((

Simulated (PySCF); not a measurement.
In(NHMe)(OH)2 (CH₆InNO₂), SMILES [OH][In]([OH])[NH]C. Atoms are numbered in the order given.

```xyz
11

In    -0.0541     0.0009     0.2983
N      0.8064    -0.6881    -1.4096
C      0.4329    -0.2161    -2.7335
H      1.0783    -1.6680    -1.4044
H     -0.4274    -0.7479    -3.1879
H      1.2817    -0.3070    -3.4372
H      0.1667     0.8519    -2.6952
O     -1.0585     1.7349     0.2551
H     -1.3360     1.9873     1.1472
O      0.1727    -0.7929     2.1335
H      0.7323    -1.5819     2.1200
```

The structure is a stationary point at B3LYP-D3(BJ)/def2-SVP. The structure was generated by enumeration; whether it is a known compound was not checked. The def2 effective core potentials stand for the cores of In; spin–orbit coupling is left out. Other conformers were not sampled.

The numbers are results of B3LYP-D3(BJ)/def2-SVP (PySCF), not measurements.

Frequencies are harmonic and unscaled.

))

» **TASK ITEM**
Each and every entry needs to be repeated exactly.

» **ANSWER BOX**
Simulated (PySCF); not a measurement.
In(NHMe)(OH)2 (CH₆InNO₂), SMILES [OH][In]([OH])[NH]C. Atoms are numbered in the order given.

```xyz
11

In    -0.0541     0.0009     0.2983
N      0.8064    -0.6881    -1.4096
C      0.4329    -0.2161    -2.7335
H      1.0783    -1.6680    -1.4044
H     -0.4274    -0.7479    -3.1879
H      1.2817    -0.3070    -3.4372
H      0.1667     0.8519    -2.6952
O     -1.0585     1.7349     0.2551
H     -1.3360     1.9873     1.1472
O      0.1727    -0.7929     2.1335
H      0.7323    -1.5819     2.1200
```

The structure is a stationary point at B3LYP-D3(BJ)/def2-SVP. The structure was generated by enumeration; whether it is a known compound was not checked. The def2 effective core potentials stand for the cores of In; spin–orbit coupling is left out. Other conformers were not sampled.

The numbers are results of B3LYP-D3(BJ)/def2-SVP (PySCF), not measurements.

Frequencies are harmonic and unscaled.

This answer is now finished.